** WORK INSTRUCTION **
The line containing "T_e = 3.194731 eV" marks the end: quote every line from the start of the records below through it, word for word.

** ENTRIES SUPPLIED **
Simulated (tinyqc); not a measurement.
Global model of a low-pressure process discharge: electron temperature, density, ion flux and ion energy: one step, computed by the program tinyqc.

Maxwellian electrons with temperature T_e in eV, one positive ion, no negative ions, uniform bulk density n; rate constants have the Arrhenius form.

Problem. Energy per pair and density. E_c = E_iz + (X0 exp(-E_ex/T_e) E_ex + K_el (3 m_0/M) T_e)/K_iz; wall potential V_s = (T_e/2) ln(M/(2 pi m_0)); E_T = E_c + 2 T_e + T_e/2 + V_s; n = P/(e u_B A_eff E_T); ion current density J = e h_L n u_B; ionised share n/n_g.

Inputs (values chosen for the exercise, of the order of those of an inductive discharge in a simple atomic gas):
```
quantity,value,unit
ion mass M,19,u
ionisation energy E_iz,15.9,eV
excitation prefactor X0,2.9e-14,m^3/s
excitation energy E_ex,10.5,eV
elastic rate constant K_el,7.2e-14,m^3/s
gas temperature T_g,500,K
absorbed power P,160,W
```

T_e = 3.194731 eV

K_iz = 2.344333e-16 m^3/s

** RESPONSE **
Simulated (tinyqc); not a measurement.
Global model of a low-pressure process discharge: electron temperature, density, ion flux and ion energy: one step, computed by the program tinyqc.

Maxwellian electrons with temperature T_e in eV, one positive ion, no negative ions, uniform bulk density n; rate constants have the Arrhenius form.

Problem. Energy per pair and density. E_c = E_iz + (X0 exp(-E_ex/T_e) E_ex + K_el (3 m_0/M) T_e)/K_iz; wall potential V_s = (T_e/2) ln(M/(2 pi m_0)); E_T = E_c + 2 T_e + T_e/2 + V_s; n = P/(e u_B A_eff E_T); ion current density J = e h_L n u_B; ionised share n/n_g.

Inputs (values chosen for the exercise, of the order of those of an inductive discharge in a simple atomic gas):
```
quantity,value,unit
ion mass M,19,u
ionisation energy E_iz,15.9,eV
excitation prefactor X0,2.9e-14,m^3/s
excitation energy E_ex,10.5,eV
elastic rate constant K_el,7.2e-14,m^3/s
gas temperature T_g,500,K
absorbed power P,160,W
```

T_e = 3.194731 eV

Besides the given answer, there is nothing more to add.